> [Information provided]
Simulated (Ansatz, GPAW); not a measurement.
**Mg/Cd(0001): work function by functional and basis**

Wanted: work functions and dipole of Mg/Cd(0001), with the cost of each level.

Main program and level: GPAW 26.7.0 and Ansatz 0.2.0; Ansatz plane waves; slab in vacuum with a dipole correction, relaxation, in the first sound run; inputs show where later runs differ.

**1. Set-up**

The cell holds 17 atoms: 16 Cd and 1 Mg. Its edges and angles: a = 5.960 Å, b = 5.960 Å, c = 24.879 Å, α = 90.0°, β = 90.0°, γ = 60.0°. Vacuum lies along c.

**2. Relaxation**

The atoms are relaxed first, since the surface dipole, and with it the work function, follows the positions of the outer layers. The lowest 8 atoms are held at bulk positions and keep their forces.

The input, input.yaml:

> [Action item]
Print only what lies in the material above starting at the line with "Wanted: work functions" and ending at the line with "Main program and", every line exactly as given.

> [Problem solution]
Wanted: work functions and dipole of Mg/Cd(0001), with the cost of each level.

Main program and level: GPAW 26.7.0 and Ansatz 0.2.0; Ansatz plane waves; slab in vacuum with a dipole correction, relaxation, in the first sound run; inputs show where later runs differ.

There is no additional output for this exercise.